(Work request): Working from the top of the records below, reproduce each line exactly, ending once you have written the line containing "A: A cubic in".

(Data shown):
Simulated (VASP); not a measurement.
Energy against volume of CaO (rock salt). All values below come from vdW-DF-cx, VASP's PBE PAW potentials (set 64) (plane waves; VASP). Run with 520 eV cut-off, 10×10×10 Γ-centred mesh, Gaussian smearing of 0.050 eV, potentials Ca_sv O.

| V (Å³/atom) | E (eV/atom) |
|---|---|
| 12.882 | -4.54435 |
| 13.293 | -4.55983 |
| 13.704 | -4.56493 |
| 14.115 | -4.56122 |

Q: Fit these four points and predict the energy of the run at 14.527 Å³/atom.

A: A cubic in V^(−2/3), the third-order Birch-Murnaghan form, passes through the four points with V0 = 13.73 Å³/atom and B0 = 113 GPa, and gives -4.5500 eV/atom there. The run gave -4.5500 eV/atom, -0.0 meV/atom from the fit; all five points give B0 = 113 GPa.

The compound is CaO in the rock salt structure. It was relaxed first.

(Written answer):
Simulated (VASP); not a measurement.
Energy against volume of CaO (rock salt). All values below come from vdW-DF-cx, VASP's PBE PAW potentials (set 64) (plane waves; VASP). Run with 520 eV cut-off, 10×10×10 Γ-centred mesh, Gaussian smearing of 0.050 eV, potentials Ca_sv O.

| V (Å³/atom) | E (eV/atom) |
|---|---|
| 12.882 | -4.54435 |
| 13.293 | -4.55983 |
| 13.704 | -4.56493 |
| 14.115 | -4.56122 |

Q: Fit these four points and predict the energy of the run at 14.527 Å³/atom.

A: A cubic in V^(−2/3), the third-order Birch-Murnaghan form, passes through the four points with V0 = 13.73 Å³/atom and B0 = 113 GPa, and gives -4.5500 eV/atom there. The run gave -4.5500 eV/atom, -0.0 meV/atom from the fit; all five points give B0 = 113 GPa.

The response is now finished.